Start of DATA RECORDS

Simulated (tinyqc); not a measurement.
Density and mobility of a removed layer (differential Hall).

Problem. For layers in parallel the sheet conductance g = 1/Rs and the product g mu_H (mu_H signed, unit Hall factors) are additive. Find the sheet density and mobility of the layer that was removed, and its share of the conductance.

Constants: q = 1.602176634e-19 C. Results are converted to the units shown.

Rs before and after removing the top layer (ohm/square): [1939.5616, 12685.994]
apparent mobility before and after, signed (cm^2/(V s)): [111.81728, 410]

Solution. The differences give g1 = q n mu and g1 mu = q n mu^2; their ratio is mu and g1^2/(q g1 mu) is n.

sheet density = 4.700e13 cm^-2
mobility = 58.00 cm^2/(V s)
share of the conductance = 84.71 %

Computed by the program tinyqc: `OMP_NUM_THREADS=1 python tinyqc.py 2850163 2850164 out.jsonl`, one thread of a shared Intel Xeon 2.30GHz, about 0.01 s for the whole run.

End of DATA RECORDS

Could you give the data again, word for word?

### [ANSWER AREA]
Simulated (tinyqc); not a measurement.
Density and mobility of a removed layer (differential Hall).

Problem. For layers in parallel the sheet conductance g = 1/Rs and the product g mu_H (mu_H signed, unit Hall factors) are additive. Find the sheet density and mobility of the layer that was removed, and its share of the conductance.

Constants: q = 1.602176634e-19 C. Results are converted to the units shown.

Rs before and after removing the top layer (ohm/square): [1939.5616, 12685.994]
apparent mobility before and after, signed (cm^2/(V s)): [111.81728, 410]

Solution. The differences give g1 = q n mu and g1 mu = q n mu^2; their ratio is mu and g1^2/(q g1 mu) is n.

sheet density = 4.700e13 cm^-2
mobility = 58.00 cm^2/(V s)
share of the conductance = 84.71 %

Computed by the program tinyqc: `OMP_NUM_THREADS=1 python tinyqc.py 2850163 2850164 out.jsonl`, one thread of a shared Intel Xeon 2.30GHz, about 0.01 s for the whole run.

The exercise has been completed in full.